■ **REQUIREMENT**
From the line with "rough cost |" to the line with "Wave cutoffs: 420", retype every line exactly, including those two, and leave out the rest of the data below.

■ **DATASET**
════════════════════

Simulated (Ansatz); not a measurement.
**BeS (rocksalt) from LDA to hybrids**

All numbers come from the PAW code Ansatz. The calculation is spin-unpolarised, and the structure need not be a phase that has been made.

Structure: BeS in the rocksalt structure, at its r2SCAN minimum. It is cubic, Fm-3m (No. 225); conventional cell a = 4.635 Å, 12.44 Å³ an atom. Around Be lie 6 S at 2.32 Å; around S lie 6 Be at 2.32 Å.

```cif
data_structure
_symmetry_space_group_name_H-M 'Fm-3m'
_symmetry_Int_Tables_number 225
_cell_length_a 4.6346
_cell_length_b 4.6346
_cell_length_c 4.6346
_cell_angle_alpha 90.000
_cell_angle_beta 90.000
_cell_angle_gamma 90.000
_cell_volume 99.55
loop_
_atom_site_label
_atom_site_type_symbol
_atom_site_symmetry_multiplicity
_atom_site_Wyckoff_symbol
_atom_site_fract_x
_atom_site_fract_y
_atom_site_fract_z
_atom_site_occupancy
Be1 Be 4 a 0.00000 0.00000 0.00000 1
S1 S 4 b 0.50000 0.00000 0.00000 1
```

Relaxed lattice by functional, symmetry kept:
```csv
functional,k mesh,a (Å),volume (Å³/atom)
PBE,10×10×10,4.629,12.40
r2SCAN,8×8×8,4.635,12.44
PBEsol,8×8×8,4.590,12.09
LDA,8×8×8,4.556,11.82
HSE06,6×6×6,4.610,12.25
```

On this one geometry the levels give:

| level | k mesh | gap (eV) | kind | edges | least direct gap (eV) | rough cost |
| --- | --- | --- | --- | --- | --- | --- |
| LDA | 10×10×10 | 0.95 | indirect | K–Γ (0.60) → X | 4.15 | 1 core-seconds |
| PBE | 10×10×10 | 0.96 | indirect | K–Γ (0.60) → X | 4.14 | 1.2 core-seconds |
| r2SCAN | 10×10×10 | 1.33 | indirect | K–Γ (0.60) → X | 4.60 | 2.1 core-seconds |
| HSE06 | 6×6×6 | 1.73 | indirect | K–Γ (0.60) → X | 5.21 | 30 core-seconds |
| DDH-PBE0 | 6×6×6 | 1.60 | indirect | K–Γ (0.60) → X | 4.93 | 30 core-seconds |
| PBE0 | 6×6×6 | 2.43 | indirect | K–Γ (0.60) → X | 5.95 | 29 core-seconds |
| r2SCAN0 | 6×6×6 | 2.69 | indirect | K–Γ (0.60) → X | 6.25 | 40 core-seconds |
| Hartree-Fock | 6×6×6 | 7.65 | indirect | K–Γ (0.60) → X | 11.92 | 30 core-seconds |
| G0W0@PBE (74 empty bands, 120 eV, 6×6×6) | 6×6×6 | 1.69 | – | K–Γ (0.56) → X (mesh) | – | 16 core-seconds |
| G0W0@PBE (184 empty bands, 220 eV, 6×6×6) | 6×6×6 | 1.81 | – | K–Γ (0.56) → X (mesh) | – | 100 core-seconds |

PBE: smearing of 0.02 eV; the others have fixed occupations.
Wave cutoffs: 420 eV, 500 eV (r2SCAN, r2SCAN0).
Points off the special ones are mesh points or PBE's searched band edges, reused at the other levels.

════════════════════

■ **EXERCISE OUTPUT**
| level | k mesh | gap (eV) | kind | edges | least direct gap (eV) | rough cost |
| --- | --- | --- | --- | --- | --- | --- |
| LDA | 10×10×10 | 0.95 | indirect | K–Γ (0.60) → X | 4.15 | 1 core-seconds |
| PBE | 10×10×10 | 0.96 | indirect | K–Γ (0.60) → X | 4.14 | 1.2 core-seconds |
| r2SCAN | 10×10×10 | 1.33 | indirect | K–Γ (0.60) → X | 4.60 | 2.1 core-seconds |
| HSE06 | 6×6×6 | 1.73 | indirect | K–Γ (0.60) → X | 5.21 | 30 core-seconds |
| DDH-PBE0 | 6×6×6 | 1.60 | indirect | K–Γ (0.60) → X | 4.93 | 30 core-seconds |
| PBE0 | 6×6×6 | 2.43 | indirect | K–Γ (0.60) → X | 5.95 | 29 core-seconds |
| r2SCAN0 | 6×6×6 | 2.69 | indirect | K–Γ (0.60) → X | 6.25 | 40 core-seconds |
| Hartree-Fock | 6×6×6 | 7.65 | indirect | K–Γ (0.60) → X | 11.92 | 30 core-seconds |
| G0W0@PBE (74 empty bands, 120 eV, 6×6×6) | 6×6×6 | 1.69 | – | K–Γ (0.56) → X (mesh) | – | 16 core-seconds |
| G0W0@PBE (184 empty bands, 220 eV, 6×6×6) | 6×6×6 | 1.81 | – | K–Γ (0.56) → X (mesh) | – | 100 core-seconds |

PBE: smearing of 0.02 eV; the others have fixed occupations.
Wave cutoffs: 420 eV, 500 eV (r2SCAN, r2SCAN0).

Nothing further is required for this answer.